## Dataset
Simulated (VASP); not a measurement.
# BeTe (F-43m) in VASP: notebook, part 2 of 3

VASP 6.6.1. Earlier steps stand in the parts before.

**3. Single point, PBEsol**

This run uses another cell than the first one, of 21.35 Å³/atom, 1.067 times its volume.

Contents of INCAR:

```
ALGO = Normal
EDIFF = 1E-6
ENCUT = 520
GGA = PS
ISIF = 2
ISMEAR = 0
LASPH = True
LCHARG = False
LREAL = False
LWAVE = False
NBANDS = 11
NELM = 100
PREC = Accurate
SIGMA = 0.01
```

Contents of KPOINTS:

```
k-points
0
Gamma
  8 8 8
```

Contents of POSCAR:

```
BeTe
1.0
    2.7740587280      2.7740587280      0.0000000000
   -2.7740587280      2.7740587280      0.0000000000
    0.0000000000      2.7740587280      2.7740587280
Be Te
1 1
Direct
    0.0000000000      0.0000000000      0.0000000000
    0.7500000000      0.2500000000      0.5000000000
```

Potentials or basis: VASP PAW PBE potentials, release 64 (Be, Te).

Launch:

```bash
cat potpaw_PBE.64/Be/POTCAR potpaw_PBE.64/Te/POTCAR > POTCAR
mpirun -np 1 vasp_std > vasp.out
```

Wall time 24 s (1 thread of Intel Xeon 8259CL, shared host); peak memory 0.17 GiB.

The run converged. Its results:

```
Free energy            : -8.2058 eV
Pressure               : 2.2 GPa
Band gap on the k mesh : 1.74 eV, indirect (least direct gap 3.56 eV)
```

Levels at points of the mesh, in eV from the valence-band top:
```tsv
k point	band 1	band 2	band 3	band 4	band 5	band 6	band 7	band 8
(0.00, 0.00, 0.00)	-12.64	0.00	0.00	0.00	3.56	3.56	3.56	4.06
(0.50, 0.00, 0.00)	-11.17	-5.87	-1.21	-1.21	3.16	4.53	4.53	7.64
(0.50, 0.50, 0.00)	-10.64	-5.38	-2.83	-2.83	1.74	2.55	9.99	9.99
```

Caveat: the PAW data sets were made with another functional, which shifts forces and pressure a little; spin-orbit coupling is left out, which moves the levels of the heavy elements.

## Work item
The reply should hold only the lines from the top of the records through the line that has "Wall time 24", each one exact.

## Response area
Simulated (VASP); not a measurement.
# BeTe (F-43m) in VASP: notebook, part 2 of 3

VASP 6.6.1. Earlier steps stand in the parts before.

**3. Single point, PBEsol**

This run uses another cell than the first one, of 21.35 Å³/atom, 1.067 times its volume.

Contents of INCAR:

```
ALGO = Normal
EDIFF = 1E-6
ENCUT = 520
GGA = PS
ISIF = 2
ISMEAR = 0
LASPH = True
LCHARG = False
LREAL = False
LWAVE = False
NBANDS = 11
NELM = 100
PREC = Accurate
SIGMA = 0.01
```

Contents of KPOINTS:

```
k-points
0
Gamma
  8 8 8
```

Contents of POSCAR:

```
BeTe
1.0
    2.7740587280      2.7740587280      0.0000000000
   -2.7740587280      2.7740587280      0.0000000000
    0.0000000000      2.7740587280      2.7740587280
Be Te
1 1
Direct
    0.0000000000      0.0000000000      0.0000000000
    0.7500000000      0.2500000000      0.5000000000
```

Potentials or basis: VASP PAW PBE potentials, release 64 (Be, Te).

Launch:

```bash
cat potpaw_PBE.64/Be/POTCAR potpaw_PBE.64/Te/POTCAR > POTCAR
mpirun -np 1 vasp_std > vasp.out
```

Wall time 24 s (1 thread of Intel Xeon 8259CL, shared host); peak memory 0.17 GiB.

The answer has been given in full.